## [Records shown]
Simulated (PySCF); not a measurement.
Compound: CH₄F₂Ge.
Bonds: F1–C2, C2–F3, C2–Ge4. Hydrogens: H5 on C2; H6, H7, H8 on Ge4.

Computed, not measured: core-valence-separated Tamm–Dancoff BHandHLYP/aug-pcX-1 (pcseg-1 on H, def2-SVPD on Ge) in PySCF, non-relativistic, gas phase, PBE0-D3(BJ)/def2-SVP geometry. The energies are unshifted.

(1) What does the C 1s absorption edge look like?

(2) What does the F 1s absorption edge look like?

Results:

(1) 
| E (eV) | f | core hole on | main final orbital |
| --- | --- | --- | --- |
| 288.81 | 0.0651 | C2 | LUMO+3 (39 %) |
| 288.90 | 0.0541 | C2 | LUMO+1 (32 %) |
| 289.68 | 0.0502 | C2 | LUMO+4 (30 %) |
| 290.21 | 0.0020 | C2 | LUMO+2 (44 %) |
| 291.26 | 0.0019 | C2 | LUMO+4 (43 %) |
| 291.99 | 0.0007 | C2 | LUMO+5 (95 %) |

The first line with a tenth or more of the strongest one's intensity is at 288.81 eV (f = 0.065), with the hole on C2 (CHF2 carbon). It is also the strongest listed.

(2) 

## [Brief]
The whole listing is to be transcribed exactly.

## [Written answer]
Simulated (PySCF); not a measurement.
Compound: CH₄F₂Ge.
Bonds: F1–C2, C2–F3, C2–Ge4. Hydrogens: H5 on C2; H6, H7, H8 on Ge4.

Computed, not measured: core-valence-separated Tamm–Dancoff BHandHLYP/aug-pcX-1 (pcseg-1 on H, def2-SVPD on Ge) in PySCF, non-relativistic, gas phase, PBE0-D3(BJ)/def2-SVP geometry. The energies are unshifted.

(1) What does the C 1s absorption edge look like?

(2) What does the F 1s absorption edge look like?

Results:

(1) 
| E (eV) | f | core hole on | main final orbital |
| --- | --- | --- | --- |
| 288.81 | 0.0651 | C2 | LUMO+3 (39 %) |
| 288.90 | 0.0541 | C2 | LUMO+1 (32 %) |
| 289.68 | 0.0502 | C2 | LUMO+4 (30 %) |
| 290.21 | 0.0020 | C2 | LUMO+2 (44 %) |
| 291.26 | 0.0019 | C2 | LUMO+4 (43 %) |
| 291.99 | 0.0007 | C2 | LUMO+5 (95 %) |

The first line with a tenth or more of the strongest one's intensity is at 288.81 eV (f = 0.065), with the hole on C2 (CHF2 carbon). It is also the strongest listed.

(2) 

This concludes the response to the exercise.